## Assigned task:
Exactly the lines from the top of the records below through the one containing "Alike in both" must be set down, with no line added or dropped.

## Extracted material:
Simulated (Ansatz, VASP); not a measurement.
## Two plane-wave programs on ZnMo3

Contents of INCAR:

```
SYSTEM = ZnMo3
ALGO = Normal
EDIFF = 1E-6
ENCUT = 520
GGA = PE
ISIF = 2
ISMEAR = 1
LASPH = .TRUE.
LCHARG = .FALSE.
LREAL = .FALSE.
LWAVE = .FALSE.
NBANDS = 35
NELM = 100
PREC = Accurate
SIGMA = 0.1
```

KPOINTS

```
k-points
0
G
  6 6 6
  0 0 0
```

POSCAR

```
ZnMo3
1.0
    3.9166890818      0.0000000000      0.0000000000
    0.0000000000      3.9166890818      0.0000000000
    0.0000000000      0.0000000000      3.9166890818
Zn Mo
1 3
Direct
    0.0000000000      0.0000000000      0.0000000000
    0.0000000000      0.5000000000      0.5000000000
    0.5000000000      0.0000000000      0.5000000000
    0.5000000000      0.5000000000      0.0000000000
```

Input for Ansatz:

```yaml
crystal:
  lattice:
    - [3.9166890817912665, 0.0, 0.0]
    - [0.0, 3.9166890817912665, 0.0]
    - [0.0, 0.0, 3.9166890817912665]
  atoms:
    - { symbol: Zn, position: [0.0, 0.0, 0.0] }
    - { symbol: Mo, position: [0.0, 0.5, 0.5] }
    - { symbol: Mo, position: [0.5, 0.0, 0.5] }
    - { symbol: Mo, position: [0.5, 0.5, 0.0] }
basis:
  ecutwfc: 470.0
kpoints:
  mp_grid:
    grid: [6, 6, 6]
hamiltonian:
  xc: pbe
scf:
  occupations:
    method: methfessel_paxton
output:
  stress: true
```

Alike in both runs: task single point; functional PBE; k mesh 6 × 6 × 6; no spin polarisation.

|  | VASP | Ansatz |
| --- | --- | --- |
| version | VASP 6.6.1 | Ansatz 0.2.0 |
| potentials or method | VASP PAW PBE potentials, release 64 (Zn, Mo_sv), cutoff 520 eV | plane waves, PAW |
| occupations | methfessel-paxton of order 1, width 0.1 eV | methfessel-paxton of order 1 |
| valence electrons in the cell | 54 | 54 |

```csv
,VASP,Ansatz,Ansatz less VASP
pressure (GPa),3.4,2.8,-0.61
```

## Answer box:
Simulated (Ansatz, VASP); not a measurement.
## Two plane-wave programs on ZnMo3

Contents of INCAR:

```
SYSTEM = ZnMo3
ALGO = Normal
EDIFF = 1E-6
ENCUT = 520
GGA = PE
ISIF = 2
ISMEAR = 1
LASPH = .TRUE.
LCHARG = .FALSE.
LREAL = .FALSE.
LWAVE = .FALSE.
NBANDS = 35
NELM = 100
PREC = Accurate
SIGMA = 0.1
```

KPOINTS

```
k-points
0
G
  6 6 6
  0 0 0
```

POSCAR

```
ZnMo3
1.0
    3.9166890818      0.0000000000      0.0000000000
    0.0000000000      3.9166890818      0.0000000000
    0.0000000000      0.0000000000      3.9166890818
Zn Mo
1 3
Direct
    0.0000000000      0.0000000000      0.0000000000
    0.0000000000      0.5000000000      0.5000000000
    0.5000000000      0.0000000000      0.5000000000
    0.5000000000      0.5000000000      0.0000000000
```

Input for Ansatz:

```yaml
crystal:
  lattice:
    - [3.9166890817912665, 0.0, 0.0]
    - [0.0, 3.9166890817912665, 0.0]
    - [0.0, 0.0, 3.9166890817912665]
  atoms:
    - { symbol: Zn, position: [0.0, 0.0, 0.0] }
    - { symbol: Mo, position: [0.0, 0.5, 0.5] }
    - { symbol: Mo, position: [0.5, 0.0, 0.5] }
    - { symbol: Mo, position: [0.5, 0.5, 0.0] }
basis:
  ecutwfc: 470.0
kpoints:
  mp_grid:
    grid: [6, 6, 6]
hamiltonian:
  xc: pbe
scf:
  occupations:
    method: methfessel_paxton
output:
  stress: true
```

Alike in both runs: task single point; functional PBE; k mesh 6 × 6 × 6; no spin polarisation.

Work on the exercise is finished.